# Exercise
Return only the stretch of the material below that begins with the line containing "mesh | 5 × 5 × 5 |" and ends with the line containing "Question: Estimate the wall time of this run.", exactly; both of those lines belong to it.

# Information given
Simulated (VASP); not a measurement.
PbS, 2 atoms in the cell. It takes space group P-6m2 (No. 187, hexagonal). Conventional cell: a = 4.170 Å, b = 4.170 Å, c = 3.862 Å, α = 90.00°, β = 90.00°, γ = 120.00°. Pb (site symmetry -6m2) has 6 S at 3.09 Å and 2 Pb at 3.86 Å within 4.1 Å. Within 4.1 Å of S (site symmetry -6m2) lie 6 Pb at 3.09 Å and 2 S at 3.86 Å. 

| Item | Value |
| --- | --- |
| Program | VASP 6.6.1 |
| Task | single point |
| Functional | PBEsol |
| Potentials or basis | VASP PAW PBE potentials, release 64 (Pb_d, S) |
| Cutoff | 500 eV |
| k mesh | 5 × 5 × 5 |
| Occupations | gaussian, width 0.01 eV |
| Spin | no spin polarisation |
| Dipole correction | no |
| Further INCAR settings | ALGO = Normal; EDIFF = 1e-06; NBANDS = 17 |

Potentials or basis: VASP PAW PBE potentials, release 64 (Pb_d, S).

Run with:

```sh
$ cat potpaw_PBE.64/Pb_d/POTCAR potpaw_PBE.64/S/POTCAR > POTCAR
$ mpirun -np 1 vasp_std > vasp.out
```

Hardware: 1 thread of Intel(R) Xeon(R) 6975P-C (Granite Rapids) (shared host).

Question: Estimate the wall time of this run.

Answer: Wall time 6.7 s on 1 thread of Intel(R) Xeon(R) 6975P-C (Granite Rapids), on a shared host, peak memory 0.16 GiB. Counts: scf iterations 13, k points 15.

# Solution
| k mesh | 5 × 5 × 5 |
| Occupations | gaussian, width 0.01 eV |
| Spin | no spin polarisation |
| Dipole correction | no |
| Further INCAR settings | ALGO = Normal; EDIFF = 1e-06; NBANDS = 17 |

Potentials or basis: VASP PAW PBE potentials, release 64 (Pb_d, S).

Run with:

```sh
$ cat potpaw_PBE.64/Pb_d/POTCAR potpaw_PBE.64/S/POTCAR > POTCAR
$ mpirun -np 1 vasp_std > vasp.out
```

Hardware: 1 thread of Intel(R) Xeon(R) 6975P-C (Granite Rapids) (shared host).

Question: Estimate the wall time of this run.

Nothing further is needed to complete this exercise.